━━━━━━━━━━

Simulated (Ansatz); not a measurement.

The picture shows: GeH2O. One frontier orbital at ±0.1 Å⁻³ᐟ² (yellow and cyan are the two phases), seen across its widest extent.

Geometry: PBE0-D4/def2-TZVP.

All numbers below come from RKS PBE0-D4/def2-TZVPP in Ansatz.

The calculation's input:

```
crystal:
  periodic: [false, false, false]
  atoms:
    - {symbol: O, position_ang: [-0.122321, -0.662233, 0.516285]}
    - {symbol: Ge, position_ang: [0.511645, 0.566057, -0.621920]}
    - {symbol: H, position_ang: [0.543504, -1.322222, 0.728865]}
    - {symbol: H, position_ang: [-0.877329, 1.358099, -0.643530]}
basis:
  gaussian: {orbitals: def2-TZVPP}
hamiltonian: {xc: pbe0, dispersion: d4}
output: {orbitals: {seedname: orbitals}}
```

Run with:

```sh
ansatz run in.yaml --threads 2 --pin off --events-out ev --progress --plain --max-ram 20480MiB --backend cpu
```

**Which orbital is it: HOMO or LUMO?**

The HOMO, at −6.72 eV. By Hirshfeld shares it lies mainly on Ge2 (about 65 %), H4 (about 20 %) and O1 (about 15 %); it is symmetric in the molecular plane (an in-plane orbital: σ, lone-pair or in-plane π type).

━━━━━━━━━━

§ WORK INSTRUCTION: Take the stretch of lines above from the one containing "The picture shows: GeH2O." through the one containing "HOMO or LUMO?**" and repeat it exactly, adding no other line.

§ WRITTEN REPLY:
The picture shows: GeH2O. One frontier orbital at ±0.1 Å⁻³ᐟ² (yellow and cyan are the two phases), seen across its widest extent.

Geometry: PBE0-D4/def2-TZVP.

All numbers below come from RKS PBE0-D4/def2-TZVPP in Ansatz.

The calculation's input:

```
crystal:
  periodic: [false, false, false]
  atoms:
    - {symbol: O, position_ang: [-0.122321, -0.662233, 0.516285]}
    - {symbol: Ge, position_ang: [0.511645, 0.566057, -0.621920]}
    - {symbol: H, position_ang: [0.543504, -1.322222, 0.728865]}
    - {symbol: H, position_ang: [-0.877329, 1.358099, -0.643530]}
basis:
  gaussian: {orbitals: def2-TZVPP}
hamiltonian: {xc: pbe0, dispersion: d4}
output: {orbitals: {seedname: orbitals}}
```

Run with:

```sh
ansatz run in.yaml --threads 2 --pin off --events-out ev --progress --plain --max-ram 20480MiB --backend cpu
```

**Which orbital is it: HOMO or LUMO?**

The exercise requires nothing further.